Brief:
Each line below should be copied exactly as it stands.

•••

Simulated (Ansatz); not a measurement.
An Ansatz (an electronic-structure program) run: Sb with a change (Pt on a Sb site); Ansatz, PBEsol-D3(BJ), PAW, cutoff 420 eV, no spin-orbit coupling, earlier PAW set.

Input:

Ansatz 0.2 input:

•••

Written answer:
Simulated (Ansatz); not a measurement.
An Ansatz (an electronic-structure program) run: Sb with a change (Pt on a Sb site); Ansatz, PBEsol-D3(BJ), PAW, cutoff 420 eV, no spin-orbit coupling, earlier PAW set.

Input:

Ansatz 0.2 input:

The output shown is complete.